• Exercise
Please write out the data below once more, exactly as it stands.

(Beginning of Data under study)
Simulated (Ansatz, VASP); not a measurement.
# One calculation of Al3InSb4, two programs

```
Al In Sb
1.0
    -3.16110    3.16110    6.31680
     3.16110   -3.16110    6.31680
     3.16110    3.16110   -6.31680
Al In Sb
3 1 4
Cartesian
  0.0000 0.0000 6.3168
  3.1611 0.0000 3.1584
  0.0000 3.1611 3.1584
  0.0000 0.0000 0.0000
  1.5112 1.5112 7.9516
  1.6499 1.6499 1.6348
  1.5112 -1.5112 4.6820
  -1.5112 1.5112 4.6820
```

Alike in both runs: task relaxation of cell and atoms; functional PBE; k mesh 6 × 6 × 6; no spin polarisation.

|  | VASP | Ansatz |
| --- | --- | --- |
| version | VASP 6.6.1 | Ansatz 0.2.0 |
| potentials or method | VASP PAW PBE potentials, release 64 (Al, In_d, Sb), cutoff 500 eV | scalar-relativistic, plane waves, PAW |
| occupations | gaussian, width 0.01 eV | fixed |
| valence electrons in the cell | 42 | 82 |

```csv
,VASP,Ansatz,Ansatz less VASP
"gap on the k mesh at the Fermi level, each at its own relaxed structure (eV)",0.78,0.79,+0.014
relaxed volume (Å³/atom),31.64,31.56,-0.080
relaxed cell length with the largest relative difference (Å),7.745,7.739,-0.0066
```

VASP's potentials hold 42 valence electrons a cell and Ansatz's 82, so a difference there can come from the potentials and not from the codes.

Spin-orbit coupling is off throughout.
(End of Data under study)

• Task output
Simulated (Ansatz, VASP); not a measurement.
# One calculation of Al3InSb4, two programs

```
Al In Sb
1.0
    -3.16110    3.16110    6.31680
     3.16110   -3.16110    6.31680
     3.16110    3.16110   -6.31680
Al In Sb
3 1 4
Cartesian
  0.0000 0.0000 6.3168
  3.1611 0.0000 3.1584
  0.0000 3.1611 3.1584
  0.0000 0.0000 0.0000
  1.5112 1.5112 7.9516
  1.6499 1.6499 1.6348
  1.5112 -1.5112 4.6820
  -1.5112 1.5112 4.6820
```

Alike in both runs: task relaxation of cell and atoms; functional PBE; k mesh 6 × 6 × 6; no spin polarisation.

|  | VASP | Ansatz |
| --- | --- | --- |
| version | VASP 6.6.1 | Ansatz 0.2.0 |
| potentials or method | VASP PAW PBE potentials, release 64 (Al, In_d, Sb), cutoff 500 eV | scalar-relativistic, plane waves, PAW |
| occupations | gaussian, width 0.01 eV | fixed |
| valence electrons in the cell | 42 | 82 |

```csv
,VASP,Ansatz,Ansatz less VASP
"gap on the k mesh at the Fermi level, each at its own relaxed structure (eV)",0.78,0.79,+0.014
relaxed volume (Å³/atom),31.64,31.56,-0.080
relaxed cell length with the largest relative difference (Å),7.745,7.739,-0.0066
```

VASP's potentials hold 42 valence electrons a cell and Ansatz's 82, so a difference there can come from the potentials and not from the codes.

Spin-orbit coupling is off throughout.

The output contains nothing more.